WORK ORDER: Each record must appear in your answer exactly as it does below.

--------------------------------------------------
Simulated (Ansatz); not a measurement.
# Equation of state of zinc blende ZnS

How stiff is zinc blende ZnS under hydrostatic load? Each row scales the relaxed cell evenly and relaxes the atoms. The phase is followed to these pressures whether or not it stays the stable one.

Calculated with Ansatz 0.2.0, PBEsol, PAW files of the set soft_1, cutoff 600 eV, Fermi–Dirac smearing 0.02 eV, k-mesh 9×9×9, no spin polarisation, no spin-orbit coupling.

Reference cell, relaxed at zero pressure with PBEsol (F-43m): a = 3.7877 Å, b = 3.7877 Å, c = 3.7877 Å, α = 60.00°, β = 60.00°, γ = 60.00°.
--------------------------------------------------

YOUR RESPONSE:
Simulated (Ansatz); not a measurement.
# Equation of state of zinc blende ZnS

How stiff is zinc blende ZnS under hydrostatic load? Each row scales the relaxed cell evenly and relaxes the atoms. The phase is followed to these pressures whether or not it stays the stable one.

Calculated with Ansatz 0.2.0, PBEsol, PAW files of the set soft_1, cutoff 600 eV, Fermi–Dirac smearing 0.02 eV, k-mesh 9×9×9, no spin polarisation, no spin-orbit coupling.

Reference cell, relaxed at zero pressure with PBEsol (F-43m): a = 3.7877 Å, b = 3.7877 Å, c = 3.7877 Å, α = 60.00°, β = 60.00°, γ = 60.00°.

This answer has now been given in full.